Give again the lines of the data from its first line through the line with "Alike in both". Change nothing.

(Supplied data Opens)

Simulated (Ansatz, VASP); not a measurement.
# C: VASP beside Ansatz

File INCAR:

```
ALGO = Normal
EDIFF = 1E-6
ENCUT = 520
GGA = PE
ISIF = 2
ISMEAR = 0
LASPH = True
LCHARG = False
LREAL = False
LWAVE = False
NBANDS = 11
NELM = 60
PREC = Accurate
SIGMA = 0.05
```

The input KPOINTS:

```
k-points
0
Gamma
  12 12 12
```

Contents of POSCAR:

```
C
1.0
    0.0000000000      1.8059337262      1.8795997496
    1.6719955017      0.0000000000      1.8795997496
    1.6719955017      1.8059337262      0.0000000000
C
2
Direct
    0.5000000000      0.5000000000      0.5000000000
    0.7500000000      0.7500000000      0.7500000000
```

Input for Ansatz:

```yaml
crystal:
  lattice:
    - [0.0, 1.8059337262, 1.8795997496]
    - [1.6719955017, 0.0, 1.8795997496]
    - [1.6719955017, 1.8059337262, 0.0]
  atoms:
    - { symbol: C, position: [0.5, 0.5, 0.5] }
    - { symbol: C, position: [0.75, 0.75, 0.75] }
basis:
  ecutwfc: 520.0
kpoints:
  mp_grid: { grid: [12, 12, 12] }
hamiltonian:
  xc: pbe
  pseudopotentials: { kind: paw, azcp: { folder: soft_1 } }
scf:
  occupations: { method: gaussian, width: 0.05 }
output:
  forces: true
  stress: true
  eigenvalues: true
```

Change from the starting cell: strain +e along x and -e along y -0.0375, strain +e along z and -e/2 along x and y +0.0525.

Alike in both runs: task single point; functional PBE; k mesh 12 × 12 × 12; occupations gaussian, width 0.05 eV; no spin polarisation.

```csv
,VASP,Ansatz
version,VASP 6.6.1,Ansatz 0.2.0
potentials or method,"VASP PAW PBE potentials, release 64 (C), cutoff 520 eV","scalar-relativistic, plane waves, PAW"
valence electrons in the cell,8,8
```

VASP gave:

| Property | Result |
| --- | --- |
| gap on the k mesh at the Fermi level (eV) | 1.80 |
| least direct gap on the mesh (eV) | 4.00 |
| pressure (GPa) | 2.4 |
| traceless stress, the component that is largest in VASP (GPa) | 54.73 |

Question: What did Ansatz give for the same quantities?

(Supplied data Closes)

• [Task result]:
Simulated (Ansatz, VASP); not a measurement.
# C: VASP beside Ansatz

File INCAR:

```
ALGO = Normal
EDIFF = 1E-6
ENCUT = 520
GGA = PE
ISIF = 2
ISMEAR = 0
LASPH = True
LCHARG = False
LREAL = False
LWAVE = False
NBANDS = 11
NELM = 60
PREC = Accurate
SIGMA = 0.05
```

The input KPOINTS:

```
k-points
0
Gamma
  12 12 12
```

Contents of POSCAR:

```
C
1.0
    0.0000000000      1.8059337262      1.8795997496
    1.6719955017      0.0000000000      1.8795997496
    1.6719955017      1.8059337262      0.0000000000
C
2
Direct
    0.5000000000      0.5000000000      0.5000000000
    0.7500000000      0.7500000000      0.7500000000
```

Input for Ansatz:

```yaml
crystal:
  lattice:
    - [0.0, 1.8059337262, 1.8795997496]
    - [1.6719955017, 0.0, 1.8795997496]
    - [1.6719955017, 1.8059337262, 0.0]
  atoms:
    - { symbol: C, position: [0.5, 0.5, 0.5] }
    - { symbol: C, position: [0.75, 0.75, 0.75] }
basis:
  ecutwfc: 520.0
kpoints:
  mp_grid: { grid: [12, 12, 12] }
hamiltonian:
  xc: pbe
  pseudopotentials: { kind: paw, azcp: { folder: soft_1 } }
scf:
  occupations: { method: gaussian, width: 0.05 }
output:
  forces: true
  stress: true
  eigenvalues: true
```

Change from the starting cell: strain +e along x and -e along y -0.0375, strain +e along z and -e/2 along x and y +0.0525.

Alike in both runs: task single point; functional PBE; k mesh 12 × 12 × 12; occupations gaussian, width 0.05 eV; no spin polarisation.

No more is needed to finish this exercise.